WORK TASK: Below is a listing. Set down exactly the lines from the one containing "Q: What is the molecular formula?" through the one containing "Q: An optimisation", both ends included, and leave out the rest.

PROVIDED INFORMATION:
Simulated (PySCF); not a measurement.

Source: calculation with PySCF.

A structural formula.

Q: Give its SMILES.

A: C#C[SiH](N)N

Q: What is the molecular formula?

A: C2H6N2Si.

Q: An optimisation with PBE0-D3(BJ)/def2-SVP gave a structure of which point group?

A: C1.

TASK RESPONSE:
Q: What is the molecular formula?

A: C2H6N2Si.

Q: An optimisation with PBE0-D3(BJ)/def2-SVP gave a structure of which point group?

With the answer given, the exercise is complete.